- [Assignment] Please repeat the lines below exactly. Begin with the line containing "A: Over 30 steps" and go on through the line containing "-0.19 | 276.81 |".

- [Excerpted data]
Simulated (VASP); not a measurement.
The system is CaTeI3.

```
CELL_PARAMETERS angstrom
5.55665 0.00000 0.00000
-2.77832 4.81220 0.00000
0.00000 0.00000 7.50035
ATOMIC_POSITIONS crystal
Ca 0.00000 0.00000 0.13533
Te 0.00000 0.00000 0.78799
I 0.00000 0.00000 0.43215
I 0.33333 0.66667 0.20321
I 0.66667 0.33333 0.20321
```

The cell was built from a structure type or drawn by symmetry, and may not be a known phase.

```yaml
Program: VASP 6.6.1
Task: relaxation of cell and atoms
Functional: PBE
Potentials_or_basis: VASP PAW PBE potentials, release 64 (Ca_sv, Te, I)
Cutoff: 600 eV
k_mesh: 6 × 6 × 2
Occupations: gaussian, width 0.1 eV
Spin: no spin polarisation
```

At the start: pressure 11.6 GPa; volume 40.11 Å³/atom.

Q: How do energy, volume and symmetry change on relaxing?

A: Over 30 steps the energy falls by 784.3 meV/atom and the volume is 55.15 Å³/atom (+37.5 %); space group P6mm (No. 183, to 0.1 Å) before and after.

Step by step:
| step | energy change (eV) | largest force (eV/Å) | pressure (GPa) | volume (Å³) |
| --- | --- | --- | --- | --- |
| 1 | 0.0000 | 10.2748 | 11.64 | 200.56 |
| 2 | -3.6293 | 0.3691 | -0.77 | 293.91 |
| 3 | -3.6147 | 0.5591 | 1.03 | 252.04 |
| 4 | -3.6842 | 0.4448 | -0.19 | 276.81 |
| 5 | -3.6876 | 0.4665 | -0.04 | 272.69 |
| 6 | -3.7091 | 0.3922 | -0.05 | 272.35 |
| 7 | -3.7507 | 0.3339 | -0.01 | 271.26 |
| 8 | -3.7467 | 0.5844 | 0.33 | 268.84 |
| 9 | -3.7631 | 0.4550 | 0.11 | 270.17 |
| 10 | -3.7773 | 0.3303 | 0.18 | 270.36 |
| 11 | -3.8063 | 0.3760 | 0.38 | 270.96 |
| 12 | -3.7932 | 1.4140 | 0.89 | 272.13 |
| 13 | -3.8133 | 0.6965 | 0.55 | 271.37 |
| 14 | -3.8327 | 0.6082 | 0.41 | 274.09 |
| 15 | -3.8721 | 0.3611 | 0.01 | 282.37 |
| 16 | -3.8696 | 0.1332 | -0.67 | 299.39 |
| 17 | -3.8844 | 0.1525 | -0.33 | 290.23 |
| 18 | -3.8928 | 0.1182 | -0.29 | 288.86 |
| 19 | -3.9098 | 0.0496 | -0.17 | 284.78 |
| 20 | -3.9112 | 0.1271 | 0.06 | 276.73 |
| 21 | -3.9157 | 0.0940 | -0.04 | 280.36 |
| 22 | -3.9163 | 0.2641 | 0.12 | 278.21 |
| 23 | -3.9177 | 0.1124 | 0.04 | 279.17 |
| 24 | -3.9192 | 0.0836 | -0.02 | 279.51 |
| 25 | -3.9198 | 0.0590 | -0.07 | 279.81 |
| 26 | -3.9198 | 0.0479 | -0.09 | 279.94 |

- [Written answer]
A: Over 30 steps the energy falls by 784.3 meV/atom and the volume is 55.15 Å³/atom (+37.5 %); space group P6mm (No. 183, to 0.1 Å) before and after.

Step by step:
| step | energy change (eV) | largest force (eV/Å) | pressure (GPa) | volume (Å³) |
| --- | --- | --- | --- | --- |
| 1 | 0.0000 | 10.2748 | 11.64 | 200.56 |
| 2 | -3.6293 | 0.3691 | -0.77 | 293.91 |
| 3 | -3.6147 | 0.5591 | 1.03 | 252.04 |
| 4 | -3.6842 | 0.4448 | -0.19 | 276.81 |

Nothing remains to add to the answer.